** Opening Data under study block **

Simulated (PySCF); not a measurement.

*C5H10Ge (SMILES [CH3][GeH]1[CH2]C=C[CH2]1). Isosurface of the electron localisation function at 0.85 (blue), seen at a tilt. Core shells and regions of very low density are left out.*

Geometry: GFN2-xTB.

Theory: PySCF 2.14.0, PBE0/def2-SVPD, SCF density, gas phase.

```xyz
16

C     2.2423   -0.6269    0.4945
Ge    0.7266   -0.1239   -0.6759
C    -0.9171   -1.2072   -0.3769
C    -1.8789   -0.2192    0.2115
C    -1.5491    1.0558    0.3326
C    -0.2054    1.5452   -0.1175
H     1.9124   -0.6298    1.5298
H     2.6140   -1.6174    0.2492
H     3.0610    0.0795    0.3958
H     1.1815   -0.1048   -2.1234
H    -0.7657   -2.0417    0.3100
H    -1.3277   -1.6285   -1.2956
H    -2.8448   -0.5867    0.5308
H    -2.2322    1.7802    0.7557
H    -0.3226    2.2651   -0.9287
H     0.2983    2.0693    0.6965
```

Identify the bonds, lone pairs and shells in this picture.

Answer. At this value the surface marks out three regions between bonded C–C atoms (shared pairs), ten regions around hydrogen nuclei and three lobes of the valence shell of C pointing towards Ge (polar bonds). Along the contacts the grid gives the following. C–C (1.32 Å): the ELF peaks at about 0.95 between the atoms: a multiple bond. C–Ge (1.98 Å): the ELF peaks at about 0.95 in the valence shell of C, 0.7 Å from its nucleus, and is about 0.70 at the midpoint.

** Closing Data under study block **

→ Action item
Please give back, exactly as it stands above, the stretch from the line with "are left out.*" through the line with "Identify the bonds, lone", and no line outside it.

→ Exercise answer
*C5H10Ge (SMILES [CH3][GeH]1[CH2]C=C[CH2]1). Isosurface of the electron localisation function at 0.85 (blue), seen at a tilt. Core shells and regions of very low density are left out.*

Geometry: GFN2-xTB.

Theory: PySCF 2.14.0, PBE0/def2-SVPD, SCF density, gas phase.

```xyz
16

C     2.2423   -0.6269    0.4945
Ge    0.7266   -0.1239   -0.6759
C    -0.9171   -1.2072   -0.3769
C    -1.8789   -0.2192    0.2115
C    -1.5491    1.0558    0.3326
C    -0.2054    1.5452   -0.1175
H     1.9124   -0.6298    1.5298
H     2.6140   -1.6174    0.2492
H     3.0610    0.0795    0.3958
H     1.1815   -0.1048   -2.1234
H    -0.7657   -2.0417    0.3100
H    -1.3277   -1.6285   -1.2956
H    -2.8448   -0.5867    0.5308
H    -2.2322    1.7802    0.7557
H    -0.3226    2.2651   -0.9287
H     0.2983    2.0693    0.6965
```

Identify the bonds, lone pairs and shells in this picture.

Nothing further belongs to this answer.